####

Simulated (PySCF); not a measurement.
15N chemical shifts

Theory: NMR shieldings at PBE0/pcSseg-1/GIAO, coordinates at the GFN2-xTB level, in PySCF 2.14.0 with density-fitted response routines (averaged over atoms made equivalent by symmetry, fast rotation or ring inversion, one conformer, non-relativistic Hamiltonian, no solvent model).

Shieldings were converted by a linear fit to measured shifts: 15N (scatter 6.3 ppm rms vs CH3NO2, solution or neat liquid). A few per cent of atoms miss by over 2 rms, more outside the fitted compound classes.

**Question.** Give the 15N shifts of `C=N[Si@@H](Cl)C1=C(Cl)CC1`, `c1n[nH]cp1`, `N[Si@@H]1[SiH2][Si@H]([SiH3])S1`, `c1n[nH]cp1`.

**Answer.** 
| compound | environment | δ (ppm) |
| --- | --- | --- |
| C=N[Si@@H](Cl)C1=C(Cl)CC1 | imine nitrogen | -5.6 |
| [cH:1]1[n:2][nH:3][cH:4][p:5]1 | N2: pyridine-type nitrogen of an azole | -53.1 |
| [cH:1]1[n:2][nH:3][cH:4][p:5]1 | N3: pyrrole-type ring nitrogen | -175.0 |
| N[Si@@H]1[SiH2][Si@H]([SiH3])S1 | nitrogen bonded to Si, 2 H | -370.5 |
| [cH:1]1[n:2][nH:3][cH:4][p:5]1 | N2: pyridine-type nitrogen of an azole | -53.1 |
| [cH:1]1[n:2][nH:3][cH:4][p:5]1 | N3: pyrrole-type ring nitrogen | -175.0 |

####

Assignment: The reply should hold only the lines from the beginning of the listing above through the line with "Theory: NMR shieldings", each one written exactly as it appears.

Exercise result:
Simulated (PySCF); not a measurement.
15N chemical shifts

Theory: NMR shieldings at PBE0/pcSseg-1/GIAO, coordinates at the GFN2-xTB level, in PySCF 2.14.0 with density-fitted response routines (averaged over atoms made equivalent by symmetry, fast rotation or ring inversion, one conformer, non-relativistic Hamiltonian, no solvent model).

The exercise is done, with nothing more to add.